------------------------------------------------------------------------

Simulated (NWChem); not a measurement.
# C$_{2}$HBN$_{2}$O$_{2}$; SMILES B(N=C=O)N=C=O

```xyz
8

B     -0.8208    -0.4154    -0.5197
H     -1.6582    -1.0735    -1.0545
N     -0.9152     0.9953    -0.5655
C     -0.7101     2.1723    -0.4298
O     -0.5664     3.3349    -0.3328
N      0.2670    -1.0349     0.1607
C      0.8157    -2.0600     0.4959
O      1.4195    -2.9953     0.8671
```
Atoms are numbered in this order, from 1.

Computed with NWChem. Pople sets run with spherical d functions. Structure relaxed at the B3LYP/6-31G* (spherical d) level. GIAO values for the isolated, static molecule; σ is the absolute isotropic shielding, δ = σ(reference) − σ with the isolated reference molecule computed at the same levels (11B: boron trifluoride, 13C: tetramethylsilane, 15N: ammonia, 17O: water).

------------------------------------------------------------------------

Work order » Each entry above has to be transcribed exactly as it appears.

Exercise output »
Simulated (NWChem); not a measurement.
# C$_{2}$HBN$_{2}$O$_{2}$; SMILES B(N=C=O)N=C=O

```xyz
8

B     -0.8208    -0.4154    -0.5197
H     -1.6582    -1.0735    -1.0545
N     -0.9152     0.9953    -0.5655
C     -0.7101     2.1723    -0.4298
O     -0.5664     3.3349    -0.3328
N      0.2670    -1.0349     0.1607
C      0.8157    -2.0600     0.4959
O      1.4195    -2.9953     0.8671
```
Atoms are numbered in this order, from 1.

Computed with NWChem. Pople sets run with spherical d functions. Structure relaxed at the B3LYP/6-31G* (spherical d) level. GIAO values for the isolated, static molecule; σ is the absolute isotropic shielding, δ = σ(reference) − σ with the isolated reference molecule computed at the same levels (11B: boron trifluoride, 13C: tetramethylsilane, 15N: ammonia, 17O: water).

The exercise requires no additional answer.